**PROVIDED RECORDS:**
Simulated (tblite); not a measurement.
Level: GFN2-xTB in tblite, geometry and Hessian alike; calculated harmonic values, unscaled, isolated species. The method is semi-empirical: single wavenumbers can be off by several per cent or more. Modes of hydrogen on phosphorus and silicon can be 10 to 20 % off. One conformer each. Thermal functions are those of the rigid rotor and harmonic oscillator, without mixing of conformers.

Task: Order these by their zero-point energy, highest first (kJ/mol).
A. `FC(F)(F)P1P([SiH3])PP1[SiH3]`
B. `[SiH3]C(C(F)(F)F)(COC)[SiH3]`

**REQUIREMENT:** Once the records end, copy them all again exactly.

**WRITTEN ANSWER:**
Simulated (tblite); not a measurement.
Level: GFN2-xTB in tblite, geometry and Hessian alike; calculated harmonic values, unscaled, isolated species. The method is semi-empirical: single wavenumbers can be off by several per cent or more. Modes of hydrogen on phosphorus and silicon can be 10 to 20 % off. One conformer each. Thermal functions are those of the rigid rotor and harmonic oscillator, without mixing of conformers.

Task: Order these by their zero-point energy, highest first (kJ/mol).
A. `FC(F)(F)P1P([SiH3])PP1[SiH3]`
B. `[SiH3]C(C(F)(F)F)(COC)[SiH3]`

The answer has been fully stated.